Extracted records below:

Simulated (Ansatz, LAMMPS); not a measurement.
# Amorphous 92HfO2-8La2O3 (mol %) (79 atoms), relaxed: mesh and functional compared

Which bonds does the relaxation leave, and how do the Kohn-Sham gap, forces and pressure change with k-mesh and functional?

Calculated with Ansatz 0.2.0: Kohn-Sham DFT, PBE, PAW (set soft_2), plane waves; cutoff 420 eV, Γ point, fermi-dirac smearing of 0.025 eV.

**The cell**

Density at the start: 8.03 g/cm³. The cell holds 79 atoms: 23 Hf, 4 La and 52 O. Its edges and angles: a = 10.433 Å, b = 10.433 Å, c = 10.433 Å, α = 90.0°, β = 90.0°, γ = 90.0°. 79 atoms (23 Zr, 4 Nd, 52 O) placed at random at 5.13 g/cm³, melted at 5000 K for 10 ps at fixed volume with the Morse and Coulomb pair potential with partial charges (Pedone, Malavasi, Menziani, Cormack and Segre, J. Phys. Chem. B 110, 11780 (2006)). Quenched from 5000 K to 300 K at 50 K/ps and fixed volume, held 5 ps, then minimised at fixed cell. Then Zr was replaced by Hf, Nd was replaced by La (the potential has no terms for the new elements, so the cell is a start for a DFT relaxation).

End of Extracted records.

* Brief
A verbatim copy of the listing is needed.

* Written solution
Simulated (Ansatz, LAMMPS); not a measurement.
# Amorphous 92HfO2-8La2O3 (mol %) (79 atoms), relaxed: mesh and functional compared

Which bonds does the relaxation leave, and how do the Kohn-Sham gap, forces and pressure change with k-mesh and functional?

Calculated with Ansatz 0.2.0: Kohn-Sham DFT, PBE, PAW (set soft_2), plane waves; cutoff 420 eV, Γ point, fermi-dirac smearing of 0.025 eV.

**The cell**

Density at the start: 8.03 g/cm³. The cell holds 79 atoms: 23 Hf, 4 La and 52 O. Its edges and angles: a = 10.433 Å, b = 10.433 Å, c = 10.433 Å, α = 90.0°, β = 90.0°, γ = 90.0°. 79 atoms (23 Zr, 4 Nd, 52 O) placed at random at 5.13 g/cm³, melted at 5000 K for 10 ps at fixed volume with the Morse and Coulomb pair potential with partial charges (Pedone, Malavasi, Menziani, Cormack and Segre, J. Phys. Chem. B 110, 11780 (2006)). Quenched from 5000 K to 300 K at 50 K/ps and fixed volume, held 5 ps, then minimised at fixed cell. Then Zr was replaced by Hf, Nd was replaced by La (the potential has no terms for the new elements, so the cell is a start for a DFT relaxation).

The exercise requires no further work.